DATA LISTING
○ ○ ○ ○ ○ ○ ○

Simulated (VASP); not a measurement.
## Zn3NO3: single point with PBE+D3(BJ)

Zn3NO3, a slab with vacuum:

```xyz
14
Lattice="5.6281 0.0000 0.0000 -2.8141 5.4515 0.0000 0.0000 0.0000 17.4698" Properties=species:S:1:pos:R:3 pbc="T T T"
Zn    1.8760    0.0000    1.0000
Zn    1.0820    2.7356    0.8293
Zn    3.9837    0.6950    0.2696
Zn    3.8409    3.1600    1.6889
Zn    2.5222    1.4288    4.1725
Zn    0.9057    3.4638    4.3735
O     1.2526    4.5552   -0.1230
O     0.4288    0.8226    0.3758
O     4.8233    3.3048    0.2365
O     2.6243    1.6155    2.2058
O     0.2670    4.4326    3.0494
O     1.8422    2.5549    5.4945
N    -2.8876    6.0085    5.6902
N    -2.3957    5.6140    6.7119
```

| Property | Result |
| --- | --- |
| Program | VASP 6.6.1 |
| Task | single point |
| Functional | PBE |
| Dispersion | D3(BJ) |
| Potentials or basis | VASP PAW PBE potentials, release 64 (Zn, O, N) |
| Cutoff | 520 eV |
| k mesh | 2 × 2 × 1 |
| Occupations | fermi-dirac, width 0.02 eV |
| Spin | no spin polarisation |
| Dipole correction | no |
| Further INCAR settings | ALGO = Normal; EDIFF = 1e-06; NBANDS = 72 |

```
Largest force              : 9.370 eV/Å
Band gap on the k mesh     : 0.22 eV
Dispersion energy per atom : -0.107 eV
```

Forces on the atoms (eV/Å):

○ ○ ○ ○ ○ ○ ○

WORK REQUEST
Go through the data and copy each line exactly as it was written.

TASK ANSWER
Simulated (VASP); not a measurement.
## Zn3NO3: single point with PBE+D3(BJ)

Zn3NO3, a slab with vacuum:

```xyz
14
Lattice="5.6281 0.0000 0.0000 -2.8141 5.4515 0.0000 0.0000 0.0000 17.4698" Properties=species:S:1:pos:R:3 pbc="T T T"
Zn    1.8760    0.0000    1.0000
Zn    1.0820    2.7356    0.8293
Zn    3.9837    0.6950    0.2696
Zn    3.8409    3.1600    1.6889
Zn    2.5222    1.4288    4.1725
Zn    0.9057    3.4638    4.3735
O     1.2526    4.5552   -0.1230
O     0.4288    0.8226    0.3758
O     4.8233    3.3048    0.2365
O     2.6243    1.6155    2.2058
O     0.2670    4.4326    3.0494
O     1.8422    2.5549    5.4945
N    -2.8876    6.0085    5.6902
N    -2.3957    5.6140    6.7119
```

| Property | Result |
| --- | --- |
| Program | VASP 6.6.1 |
| Task | single point |
| Functional | PBE |
| Dispersion | D3(BJ) |
| Potentials or basis | VASP PAW PBE potentials, release 64 (Zn, O, N) |
| Cutoff | 520 eV |
| k mesh | 2 × 2 × 1 |
| Occupations | fermi-dirac, width 0.02 eV |
| Spin | no spin polarisation |
| Dipole correction | no |
| Further INCAR settings | ALGO = Normal; EDIFF = 1e-06; NBANDS = 72 |

```
Largest force              : 9.370 eV/Å
Band gap on the k mesh     : 0.22 eV
Dispersion energy per atom : -0.107 eV
```

Forces on the atoms (eV/Å):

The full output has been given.